# Work instruction
Retype the entries in full.

# Data provided
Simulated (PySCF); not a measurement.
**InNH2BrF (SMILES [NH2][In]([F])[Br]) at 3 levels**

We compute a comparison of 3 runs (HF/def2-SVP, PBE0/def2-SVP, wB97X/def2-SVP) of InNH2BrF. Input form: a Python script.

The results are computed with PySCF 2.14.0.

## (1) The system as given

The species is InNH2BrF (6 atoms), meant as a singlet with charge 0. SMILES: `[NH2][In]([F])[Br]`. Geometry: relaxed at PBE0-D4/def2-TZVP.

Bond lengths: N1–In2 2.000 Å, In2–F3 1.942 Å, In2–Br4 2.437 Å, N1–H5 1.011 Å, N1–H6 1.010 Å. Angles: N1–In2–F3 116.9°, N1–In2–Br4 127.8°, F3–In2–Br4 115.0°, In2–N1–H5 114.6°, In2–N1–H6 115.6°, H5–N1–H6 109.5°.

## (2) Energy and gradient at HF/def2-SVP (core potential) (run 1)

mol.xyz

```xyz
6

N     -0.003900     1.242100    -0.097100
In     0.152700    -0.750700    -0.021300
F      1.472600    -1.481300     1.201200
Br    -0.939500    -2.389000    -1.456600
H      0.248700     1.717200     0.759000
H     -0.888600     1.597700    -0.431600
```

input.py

# Response area
Simulated (PySCF); not a measurement.
**InNH2BrF (SMILES [NH2][In]([F])[Br]) at 3 levels**

We compute a comparison of 3 runs (HF/def2-SVP, PBE0/def2-SVP, wB97X/def2-SVP) of InNH2BrF. Input form: a Python script.

The results are computed with PySCF 2.14.0.

## (1) The system as given

The species is InNH2BrF (6 atoms), meant as a singlet with charge 0. SMILES: `[NH2][In]([F])[Br]`. Geometry: relaxed at PBE0-D4/def2-TZVP.

Bond lengths: N1–In2 2.000 Å, In2–F3 1.942 Å, In2–Br4 2.437 Å, N1–H5 1.011 Å, N1–H6 1.010 Å. Angles: N1–In2–F3 116.9°, N1–In2–Br4 127.8°, F3–In2–Br4 115.0°, In2–N1–H5 114.6°, In2–N1–H6 115.6°, H5–N1–H6 109.5°.

## (2) Energy and gradient at HF/def2-SVP (core potential) (run 1)

mol.xyz

```xyz
6

N     -0.003900     1.242100    -0.097100
In     0.152700    -0.750700    -0.021300
F      1.472600    -1.481300     1.201200
Br    -0.939500    -2.389000    -1.456600
H      0.248700     1.717200     0.759000
H     -0.888600     1.597700    -0.431600
```

input.py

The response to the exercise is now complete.